### BRIEF
Copy the records exactly. Every line must match.

### MATERIAL SUPPLIED
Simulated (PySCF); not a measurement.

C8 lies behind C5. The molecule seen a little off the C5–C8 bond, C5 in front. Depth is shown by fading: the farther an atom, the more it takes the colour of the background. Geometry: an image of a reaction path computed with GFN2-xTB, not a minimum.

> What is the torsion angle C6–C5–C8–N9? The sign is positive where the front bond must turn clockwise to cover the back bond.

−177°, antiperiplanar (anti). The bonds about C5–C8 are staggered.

### SOLUTION
Simulated (PySCF); not a measurement.

C8 lies behind C5. The molecule seen a little off the C5–C8 bond, C5 in front. Depth is shown by fading: the farther an atom, the more it takes the colour of the background. Geometry: an image of a reaction path computed with GFN2-xTB, not a minimum.

> What is the torsion angle C6–C5–C8–N9? The sign is positive where the front bond must turn clockwise to cover the back bond.

−177°, antiperiplanar (anti). The bonds about C5–C8 are staggered.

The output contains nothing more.